** Opening Record extracts block **

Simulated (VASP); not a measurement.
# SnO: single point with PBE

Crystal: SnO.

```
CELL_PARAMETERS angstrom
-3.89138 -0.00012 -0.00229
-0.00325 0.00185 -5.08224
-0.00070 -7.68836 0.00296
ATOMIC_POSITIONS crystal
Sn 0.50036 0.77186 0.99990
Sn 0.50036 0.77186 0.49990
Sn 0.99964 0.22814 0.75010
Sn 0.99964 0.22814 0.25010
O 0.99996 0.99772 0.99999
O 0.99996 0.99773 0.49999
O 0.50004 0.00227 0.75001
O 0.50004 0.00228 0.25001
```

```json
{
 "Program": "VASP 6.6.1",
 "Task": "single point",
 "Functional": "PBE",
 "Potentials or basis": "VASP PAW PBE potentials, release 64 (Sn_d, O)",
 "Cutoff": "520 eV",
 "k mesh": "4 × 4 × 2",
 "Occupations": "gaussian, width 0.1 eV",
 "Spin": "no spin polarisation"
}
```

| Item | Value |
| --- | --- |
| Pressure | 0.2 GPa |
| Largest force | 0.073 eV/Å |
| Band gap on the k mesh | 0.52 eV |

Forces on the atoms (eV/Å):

** Closing Record extracts block **

--- Brief ---
Using the records above, restate word for word the lines from the one with "Item | Value |" through the one with "mesh | 0.52 eV |", both included.

--- Answer box ---
| Item | Value |
| --- | --- |
| Pressure | 0.2 GPa |
| Largest force | 0.073 eV/Å |
| Band gap on the k mesh | 0.52 eV |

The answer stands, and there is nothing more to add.